### Input data

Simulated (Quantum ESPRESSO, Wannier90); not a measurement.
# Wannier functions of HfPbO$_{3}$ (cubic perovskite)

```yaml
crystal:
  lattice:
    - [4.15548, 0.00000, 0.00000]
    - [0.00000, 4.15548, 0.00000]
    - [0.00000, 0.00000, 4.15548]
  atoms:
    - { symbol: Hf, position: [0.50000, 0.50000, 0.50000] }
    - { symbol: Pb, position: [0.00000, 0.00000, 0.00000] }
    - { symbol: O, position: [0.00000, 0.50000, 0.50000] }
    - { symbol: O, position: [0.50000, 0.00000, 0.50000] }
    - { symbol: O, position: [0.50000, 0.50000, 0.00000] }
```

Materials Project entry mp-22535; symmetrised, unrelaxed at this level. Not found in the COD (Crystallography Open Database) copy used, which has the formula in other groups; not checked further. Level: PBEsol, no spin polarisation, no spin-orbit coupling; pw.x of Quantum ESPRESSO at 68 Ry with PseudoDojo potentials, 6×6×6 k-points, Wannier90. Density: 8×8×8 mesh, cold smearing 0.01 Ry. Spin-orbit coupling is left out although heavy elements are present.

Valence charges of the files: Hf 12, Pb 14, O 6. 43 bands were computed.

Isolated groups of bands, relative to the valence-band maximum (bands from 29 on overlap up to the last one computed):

######

**Assigned task**
Return the entries exactly through the "Valence charges of" line.

**Your solution**
Simulated (Quantum ESPRESSO, Wannier90); not a measurement.
# Wannier functions of HfPbO$_{3}$ (cubic perovskite)

```yaml
crystal:
  lattice:
    - [4.15548, 0.00000, 0.00000]
    - [0.00000, 4.15548, 0.00000]
    - [0.00000, 0.00000, 4.15548]
  atoms:
    - { symbol: Hf, position: [0.50000, 0.50000, 0.50000] }
    - { symbol: Pb, position: [0.00000, 0.00000, 0.00000] }
    - { symbol: O, position: [0.00000, 0.50000, 0.50000] }
    - { symbol: O, position: [0.50000, 0.00000, 0.50000] }
    - { symbol: O, position: [0.50000, 0.50000, 0.00000] }
```

Materials Project entry mp-22535; symmetrised, unrelaxed at this level. Not found in the COD (Crystallography Open Database) copy used, which has the formula in other groups; not checked further. Level: PBEsol, no spin polarisation, no spin-orbit coupling; pw.x of Quantum ESPRESSO at 68 Ry with PseudoDojo potentials, 6×6×6 k-points, Wannier90. Density: 8×8×8 mesh, cold smearing 0.01 Ry. Spin-orbit coupling is left out although heavy elements are present.

Valence charges of the files: Hf 12, Pb 14, O 6. 43 bands were computed.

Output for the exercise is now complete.